## ACTION ITEM
Copy out exactly the lines from the start of the data to the line containing "VASP 6.6.1 |". Include both.

<<<<

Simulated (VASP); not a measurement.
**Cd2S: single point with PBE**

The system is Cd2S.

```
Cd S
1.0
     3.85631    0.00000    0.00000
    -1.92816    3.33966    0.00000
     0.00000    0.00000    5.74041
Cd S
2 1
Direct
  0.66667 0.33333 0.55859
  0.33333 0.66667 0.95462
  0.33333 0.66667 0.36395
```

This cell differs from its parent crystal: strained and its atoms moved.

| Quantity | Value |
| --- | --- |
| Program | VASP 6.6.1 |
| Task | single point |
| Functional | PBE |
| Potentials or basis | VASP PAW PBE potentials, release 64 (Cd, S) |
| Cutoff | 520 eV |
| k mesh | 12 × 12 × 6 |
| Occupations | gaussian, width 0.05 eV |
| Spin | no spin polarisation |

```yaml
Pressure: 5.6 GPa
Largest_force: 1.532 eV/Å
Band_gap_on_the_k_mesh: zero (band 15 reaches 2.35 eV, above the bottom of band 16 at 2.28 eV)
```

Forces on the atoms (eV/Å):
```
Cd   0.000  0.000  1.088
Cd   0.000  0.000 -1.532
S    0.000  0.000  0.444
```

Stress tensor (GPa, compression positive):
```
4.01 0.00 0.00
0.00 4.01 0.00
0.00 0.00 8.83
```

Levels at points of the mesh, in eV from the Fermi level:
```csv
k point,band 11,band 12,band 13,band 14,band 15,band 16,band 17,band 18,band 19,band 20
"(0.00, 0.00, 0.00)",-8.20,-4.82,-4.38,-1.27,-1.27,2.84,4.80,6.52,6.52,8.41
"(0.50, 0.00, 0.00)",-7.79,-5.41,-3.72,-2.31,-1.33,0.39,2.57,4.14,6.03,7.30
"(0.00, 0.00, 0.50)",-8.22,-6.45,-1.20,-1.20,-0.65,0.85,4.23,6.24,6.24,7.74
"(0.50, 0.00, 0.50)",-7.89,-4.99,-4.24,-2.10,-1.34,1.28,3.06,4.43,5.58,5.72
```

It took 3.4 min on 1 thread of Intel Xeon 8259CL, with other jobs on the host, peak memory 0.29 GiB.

>>>>

## WRITTEN RESPONSE
Simulated (VASP); not a measurement.
**Cd2S: single point with PBE**

The system is Cd2S.

```
Cd S
1.0
     3.85631    0.00000    0.00000
    -1.92816    3.33966    0.00000
     0.00000    0.00000    5.74041
Cd S
2 1
Direct
  0.66667 0.33333 0.55859
  0.33333 0.66667 0.95462
  0.33333 0.66667 0.36395
```

This cell differs from its parent crystal: strained and its atoms moved.

| Quantity | Value |
| --- | --- |
| Program | VASP 6.6.1 |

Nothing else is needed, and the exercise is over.